- _Assigned task_: Would you repeat exactly the part of the listing below that runs from the line containing "cm⁻¹ | dipole D |" down to the line containing "different minimum |", inclusive, and nothing else?

- _Listed records_:
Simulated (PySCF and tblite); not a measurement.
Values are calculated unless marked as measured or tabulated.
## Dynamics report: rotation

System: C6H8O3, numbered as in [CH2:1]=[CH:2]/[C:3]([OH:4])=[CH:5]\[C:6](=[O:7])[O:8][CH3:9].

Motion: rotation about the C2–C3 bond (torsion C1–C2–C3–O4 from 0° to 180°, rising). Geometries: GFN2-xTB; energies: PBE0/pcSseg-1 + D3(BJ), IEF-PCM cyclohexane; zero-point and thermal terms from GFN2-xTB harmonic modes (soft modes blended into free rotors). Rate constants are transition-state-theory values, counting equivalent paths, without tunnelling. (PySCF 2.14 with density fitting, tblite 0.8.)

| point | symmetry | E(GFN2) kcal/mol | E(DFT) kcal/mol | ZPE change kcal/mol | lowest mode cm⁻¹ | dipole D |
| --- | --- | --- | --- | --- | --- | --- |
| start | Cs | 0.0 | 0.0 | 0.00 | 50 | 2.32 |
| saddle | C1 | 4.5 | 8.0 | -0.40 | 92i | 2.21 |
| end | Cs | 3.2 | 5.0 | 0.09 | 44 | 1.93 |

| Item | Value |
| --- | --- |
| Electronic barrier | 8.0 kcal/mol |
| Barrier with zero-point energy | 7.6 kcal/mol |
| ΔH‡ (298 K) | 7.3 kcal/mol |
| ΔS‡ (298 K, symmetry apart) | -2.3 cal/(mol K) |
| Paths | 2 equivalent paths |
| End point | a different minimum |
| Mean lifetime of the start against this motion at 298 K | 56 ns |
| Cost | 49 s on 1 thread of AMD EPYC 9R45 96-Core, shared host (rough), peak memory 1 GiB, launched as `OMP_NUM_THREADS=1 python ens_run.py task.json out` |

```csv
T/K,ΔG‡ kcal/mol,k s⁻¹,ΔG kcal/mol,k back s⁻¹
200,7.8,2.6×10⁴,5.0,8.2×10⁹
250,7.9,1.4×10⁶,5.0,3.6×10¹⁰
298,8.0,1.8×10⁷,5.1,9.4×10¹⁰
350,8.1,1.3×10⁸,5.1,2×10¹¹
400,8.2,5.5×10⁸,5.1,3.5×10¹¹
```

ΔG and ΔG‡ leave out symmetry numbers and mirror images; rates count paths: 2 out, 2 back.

- _Task solution_:
| point | symmetry | E(GFN2) kcal/mol | E(DFT) kcal/mol | ZPE change kcal/mol | lowest mode cm⁻¹ | dipole D |
| --- | --- | --- | --- | --- | --- | --- |
| start | Cs | 0.0 | 0.0 | 0.00 | 50 | 2.32 |
| saddle | C1 | 4.5 | 8.0 | -0.40 | 92i | 2.21 |
| end | Cs | 3.2 | 5.0 | 0.09 | 44 | 1.93 |

| Item | Value |
| --- | --- |
| Electronic barrier | 8.0 kcal/mol |
| Barrier with zero-point energy | 7.6 kcal/mol |
| ΔH‡ (298 K) | 7.3 kcal/mol |
| ΔS‡ (298 K, symmetry apart) | -2.3 cal/(mol K) |
| Paths | 2 equivalent paths |
| End point | a different minimum |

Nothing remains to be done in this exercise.